▶ _WORK ORDER_
From the first line of the material through the line containing "Q: How long", restate everything word for word and nothing more.

▶ _INFORMATION SHOWN_
- - - -

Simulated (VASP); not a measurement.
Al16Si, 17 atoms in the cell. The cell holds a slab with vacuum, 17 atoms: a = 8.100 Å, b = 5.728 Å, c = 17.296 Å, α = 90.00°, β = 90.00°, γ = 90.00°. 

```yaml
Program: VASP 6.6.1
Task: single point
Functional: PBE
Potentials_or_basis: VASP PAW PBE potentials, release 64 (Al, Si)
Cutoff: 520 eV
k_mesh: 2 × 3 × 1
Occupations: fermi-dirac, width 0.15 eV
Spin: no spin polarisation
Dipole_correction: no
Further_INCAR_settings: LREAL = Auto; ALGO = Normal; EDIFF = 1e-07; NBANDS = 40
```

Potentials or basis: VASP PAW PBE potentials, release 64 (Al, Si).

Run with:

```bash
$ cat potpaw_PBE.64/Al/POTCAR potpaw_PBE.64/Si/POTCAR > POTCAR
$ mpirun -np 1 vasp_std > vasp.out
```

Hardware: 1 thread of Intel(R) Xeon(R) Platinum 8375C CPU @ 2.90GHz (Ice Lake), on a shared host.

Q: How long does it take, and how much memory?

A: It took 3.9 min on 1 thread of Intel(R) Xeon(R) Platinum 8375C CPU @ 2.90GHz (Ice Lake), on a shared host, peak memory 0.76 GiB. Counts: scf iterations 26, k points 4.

- - - -

▶ _ANSWER BOX_
Simulated (VASP); not a measurement.
Al16Si, 17 atoms in the cell. The cell holds a slab with vacuum, 17 atoms: a = 8.100 Å, b = 5.728 Å, c = 17.296 Å, α = 90.00°, β = 90.00°, γ = 90.00°. 

```yaml
Program: VASP 6.6.1
Task: single point
Functional: PBE
Potentials_or_basis: VASP PAW PBE potentials, release 64 (Al, Si)
Cutoff: 520 eV
k_mesh: 2 × 3 × 1
Occupations: fermi-dirac, width 0.15 eV
Spin: no spin polarisation
Dipole_correction: no
Further_INCAR_settings: LREAL = Auto; ALGO = Normal; EDIFF = 1e-07; NBANDS = 40
```

Potentials or basis: VASP PAW PBE potentials, release 64 (Al, Si).

Run with:

```bash
$ cat potpaw_PBE.64/Al/POTCAR potpaw_PBE.64/Si/POTCAR > POTCAR
$ mpirun -np 1 vasp_std > vasp.out
```

Hardware: 1 thread of Intel(R) Xeon(R) Platinum 8375C CPU @ 2.90GHz (Ice Lake), on a shared host.

Q: How long does it take, and how much memory?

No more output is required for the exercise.